Task item: Restate the entries word for word, omitting nothing.

Supplied information:
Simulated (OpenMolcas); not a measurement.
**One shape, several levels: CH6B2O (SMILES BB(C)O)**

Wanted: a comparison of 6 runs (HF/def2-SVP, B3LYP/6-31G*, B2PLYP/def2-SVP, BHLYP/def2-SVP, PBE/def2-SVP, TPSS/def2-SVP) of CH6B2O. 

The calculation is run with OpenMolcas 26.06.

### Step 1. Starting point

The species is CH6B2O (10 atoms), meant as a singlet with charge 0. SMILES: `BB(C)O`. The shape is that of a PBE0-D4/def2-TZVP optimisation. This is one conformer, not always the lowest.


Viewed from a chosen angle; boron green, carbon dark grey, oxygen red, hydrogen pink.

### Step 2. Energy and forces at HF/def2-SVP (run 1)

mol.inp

Response box:
Simulated (OpenMolcas); not a measurement.
**One shape, several levels: CH6B2O (SMILES BB(C)O)**

Wanted: a comparison of 6 runs (HF/def2-SVP, B3LYP/6-31G*, B2PLYP/def2-SVP, BHLYP/def2-SVP, PBE/def2-SVP, TPSS/def2-SVP) of CH6B2O. 

The calculation is run with OpenMolcas 26.06.

### Step 1. Starting point

The species is CH6B2O (10 atoms), meant as a singlet with charge 0. SMILES: `BB(C)O`. The shape is that of a PBE0-D4/def2-TZVP optimisation. This is one conformer, not always the lowest.


Viewed from a chosen angle; boron green, carbon dark grey, oxygen red, hydrogen pink.

### Step 2. Energy and forces at HF/def2-SVP (run 1)

mol.inp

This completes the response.